[ACTION ITEM]
Transcribe each record exactly. Include every one.

----------
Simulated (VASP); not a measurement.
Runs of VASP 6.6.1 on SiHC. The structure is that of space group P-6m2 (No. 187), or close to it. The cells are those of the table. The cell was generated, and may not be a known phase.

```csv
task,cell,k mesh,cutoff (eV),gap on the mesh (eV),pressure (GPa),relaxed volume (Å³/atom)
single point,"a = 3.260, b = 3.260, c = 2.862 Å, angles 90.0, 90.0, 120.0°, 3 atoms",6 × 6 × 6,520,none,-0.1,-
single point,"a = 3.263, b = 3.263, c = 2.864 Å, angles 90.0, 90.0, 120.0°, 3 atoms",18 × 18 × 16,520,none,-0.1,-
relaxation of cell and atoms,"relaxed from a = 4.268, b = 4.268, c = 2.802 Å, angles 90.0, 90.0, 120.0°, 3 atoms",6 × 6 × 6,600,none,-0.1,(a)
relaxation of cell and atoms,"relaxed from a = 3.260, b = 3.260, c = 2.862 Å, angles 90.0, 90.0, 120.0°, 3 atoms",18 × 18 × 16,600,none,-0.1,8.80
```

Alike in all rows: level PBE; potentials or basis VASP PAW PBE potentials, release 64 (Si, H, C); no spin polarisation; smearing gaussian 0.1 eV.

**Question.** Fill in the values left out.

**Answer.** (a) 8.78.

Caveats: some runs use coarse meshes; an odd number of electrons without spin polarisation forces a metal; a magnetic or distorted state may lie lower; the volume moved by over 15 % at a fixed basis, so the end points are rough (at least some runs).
----------

[EXERCISE SOLUTION]
Simulated (VASP); not a measurement.
Runs of VASP 6.6.1 on SiHC. The structure is that of space group P-6m2 (No. 187), or close to it. The cells are those of the table. The cell was generated, and may not be a known phase.

```csv
task,cell,k mesh,cutoff (eV),gap on the mesh (eV),pressure (GPa),relaxed volume (Å³/atom)
single point,"a = 3.260, b = 3.260, c = 2.862 Å, angles 90.0, 90.0, 120.0°, 3 atoms",6 × 6 × 6,520,none,-0.1,-
single point,"a = 3.263, b = 3.263, c = 2.864 Å, angles 90.0, 90.0, 120.0°, 3 atoms",18 × 18 × 16,520,none,-0.1,-
relaxation of cell and atoms,"relaxed from a = 4.268, b = 4.268, c = 2.802 Å, angles 90.0, 90.0, 120.0°, 3 atoms",6 × 6 × 6,600,none,-0.1,(a)
relaxation of cell and atoms,"relaxed from a = 3.260, b = 3.260, c = 2.862 Å, angles 90.0, 90.0, 120.0°, 3 atoms",18 × 18 × 16,600,none,-0.1,8.80
```

Alike in all rows: level PBE; potentials or basis VASP PAW PBE potentials, release 64 (Si, H, C); no spin polarisation; smearing gaussian 0.1 eV.

**Question.** Fill in the values left out.

**Answer.** (a) 8.78.

Caveats: some runs use coarse meshes; an odd number of electrons without spin polarisation forces a metal; a magnetic or distorted state may lie lower; the volume moved by over 15 % at a fixed basis, so the end points are rough (at least some runs).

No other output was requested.